####################

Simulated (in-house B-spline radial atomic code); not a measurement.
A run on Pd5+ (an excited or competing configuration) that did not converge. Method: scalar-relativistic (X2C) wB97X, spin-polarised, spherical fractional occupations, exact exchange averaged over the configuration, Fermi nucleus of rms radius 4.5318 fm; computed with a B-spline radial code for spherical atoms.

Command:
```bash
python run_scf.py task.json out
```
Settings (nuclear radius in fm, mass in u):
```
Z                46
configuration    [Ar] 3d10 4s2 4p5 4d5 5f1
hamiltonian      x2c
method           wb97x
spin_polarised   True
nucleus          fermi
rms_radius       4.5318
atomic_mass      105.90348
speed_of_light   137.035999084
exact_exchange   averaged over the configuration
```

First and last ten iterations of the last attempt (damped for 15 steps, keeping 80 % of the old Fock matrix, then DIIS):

####################

Work instruction
Every line of the listing is to be transcribed exactly.

Solution
Simulated (in-house B-spline radial atomic code); not a measurement.
A run on Pd5+ (an excited or competing configuration) that did not converge. Method: scalar-relativistic (X2C) wB97X, spin-polarised, spherical fractional occupations, exact exchange averaged over the configuration, Fermi nucleus of rms radius 4.5318 fm; computed with a B-spline radial code for spherical atoms.

Command:
```bash
python run_scf.py task.json out
```
Settings (nuclear radius in fm, mass in u):
```
Z                46
configuration    [Ar] 3d10 4s2 4p5 4d5 5f1
hamiltonian      x2c
method           wb97x
spin_polarised   True
nucleus          fermi
rms_radius       4.5318
atomic_mass      105.90348
speed_of_light   137.035999084
exact_exchange   averaged over the configuration
```

First and last ten iterations of the last attempt (damped for 15 steps, keeping 80 % of the old Fock matrix, then DIIS):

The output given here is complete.